→ Required action:
Everything from the first line of the material below through the line containing "POTCAR, in this" is to be printed exactly, and nothing more.

————

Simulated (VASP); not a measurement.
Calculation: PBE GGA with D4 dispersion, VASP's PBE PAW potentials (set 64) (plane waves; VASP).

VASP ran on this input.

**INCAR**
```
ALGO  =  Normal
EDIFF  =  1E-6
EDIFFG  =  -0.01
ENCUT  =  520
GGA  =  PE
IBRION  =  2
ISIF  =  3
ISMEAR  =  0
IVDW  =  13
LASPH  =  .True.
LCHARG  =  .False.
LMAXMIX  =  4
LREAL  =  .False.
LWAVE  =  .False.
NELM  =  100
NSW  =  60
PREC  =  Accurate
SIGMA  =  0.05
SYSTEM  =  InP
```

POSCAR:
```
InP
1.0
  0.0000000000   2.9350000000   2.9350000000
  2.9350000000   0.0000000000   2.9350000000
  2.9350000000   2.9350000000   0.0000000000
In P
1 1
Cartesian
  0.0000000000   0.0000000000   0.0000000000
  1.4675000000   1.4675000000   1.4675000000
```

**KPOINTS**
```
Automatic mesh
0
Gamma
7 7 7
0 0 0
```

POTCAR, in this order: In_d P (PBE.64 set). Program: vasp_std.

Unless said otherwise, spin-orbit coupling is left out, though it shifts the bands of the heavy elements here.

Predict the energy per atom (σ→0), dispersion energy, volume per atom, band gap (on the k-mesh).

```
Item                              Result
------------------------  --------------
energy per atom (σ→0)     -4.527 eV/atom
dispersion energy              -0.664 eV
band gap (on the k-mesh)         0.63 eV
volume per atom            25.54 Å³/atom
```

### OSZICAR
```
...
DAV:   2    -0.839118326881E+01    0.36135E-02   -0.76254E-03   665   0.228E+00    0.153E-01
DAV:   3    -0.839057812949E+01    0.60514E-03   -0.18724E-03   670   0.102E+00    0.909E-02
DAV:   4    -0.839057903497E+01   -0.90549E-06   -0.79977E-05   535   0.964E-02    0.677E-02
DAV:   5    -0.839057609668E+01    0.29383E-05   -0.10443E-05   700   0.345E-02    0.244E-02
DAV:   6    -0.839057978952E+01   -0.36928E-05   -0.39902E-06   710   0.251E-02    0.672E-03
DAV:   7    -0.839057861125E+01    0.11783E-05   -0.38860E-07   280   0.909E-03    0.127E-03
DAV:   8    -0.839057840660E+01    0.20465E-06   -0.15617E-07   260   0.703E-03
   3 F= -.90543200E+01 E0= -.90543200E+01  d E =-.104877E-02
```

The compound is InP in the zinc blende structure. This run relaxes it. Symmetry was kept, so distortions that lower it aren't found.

————

→ Exercise solution:
Simulated (VASP); not a measurement.
Calculation: PBE GGA with D4 dispersion, VASP's PBE PAW potentials (set 64) (plane waves; VASP).

VASP ran on this input.

**INCAR**
```
ALGO  =  Normal
EDIFF  =  1E-6
EDIFFG  =  -0.01
ENCUT  =  520
GGA  =  PE
IBRION  =  2
ISIF  =  3
ISMEAR  =  0
IVDW  =  13
LASPH  =  .True.
LCHARG  =  .False.
LMAXMIX  =  4
LREAL  =  .False.
LWAVE  =  .False.
NELM  =  100
NSW  =  60
PREC  =  Accurate
SIGMA  =  0.05
SYSTEM  =  InP
```

POSCAR:
```
InP
1.0
  0.0000000000   2.9350000000   2.9350000000
  2.9350000000   0.0000000000   2.9350000000
  2.9350000000   2.9350000000   0.0000000000
In P
1 1
Cartesian
  0.0000000000   0.0000000000   0.0000000000
  1.4675000000   1.4675000000   1.4675000000
```

**KPOINTS**
```
Automatic mesh
0
Gamma
7 7 7
0 0 0
```

POTCAR, in this order: In_d P (PBE.64 set). Program: vasp_std.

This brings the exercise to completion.